● ● ● ●

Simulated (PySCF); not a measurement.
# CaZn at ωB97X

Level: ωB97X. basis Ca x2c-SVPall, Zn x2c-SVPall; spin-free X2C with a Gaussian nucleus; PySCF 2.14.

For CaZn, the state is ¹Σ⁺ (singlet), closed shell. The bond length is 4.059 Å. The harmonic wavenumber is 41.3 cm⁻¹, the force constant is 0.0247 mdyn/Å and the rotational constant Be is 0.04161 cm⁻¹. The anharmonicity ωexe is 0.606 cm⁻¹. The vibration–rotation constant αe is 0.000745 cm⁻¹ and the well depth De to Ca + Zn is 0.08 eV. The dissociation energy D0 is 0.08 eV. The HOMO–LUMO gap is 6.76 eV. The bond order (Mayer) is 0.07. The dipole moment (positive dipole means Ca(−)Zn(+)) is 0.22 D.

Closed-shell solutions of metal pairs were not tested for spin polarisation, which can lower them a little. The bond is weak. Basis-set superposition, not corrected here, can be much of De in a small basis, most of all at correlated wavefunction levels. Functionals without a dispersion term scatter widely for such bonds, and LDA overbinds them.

● ● ● ●

ASSIGNED TASK: Your answer must be the lines above from the one containing "# CaZn at ωB97X" to the one containing "For CaZn, the", both included, restated word for word.

WRITTEN ANSWER:
# CaZn at ωB97X

Level: ωB97X. basis Ca x2c-SVPall, Zn x2c-SVPall; spin-free X2C with a Gaussian nucleus; PySCF 2.14.

For CaZn, the state is ¹Σ⁺ (singlet), closed shell. The bond length is 4.059 Å. The harmonic wavenumber is 41.3 cm⁻¹, the force constant is 0.0247 mdyn/Å and the rotational constant Be is 0.04161 cm⁻¹. The anharmonicity ωexe is 0.606 cm⁻¹. The vibration–rotation constant αe is 0.000745 cm⁻¹ and the well depth De to Ca + Zn is 0.08 eV. The dissociation energy D0 is 0.08 eV. The HOMO–LUMO gap is 6.76 eV. The bond order (Mayer) is 0.07. The dipole moment (positive dipole means Ca(−)Zn(+)) is 0.22 D.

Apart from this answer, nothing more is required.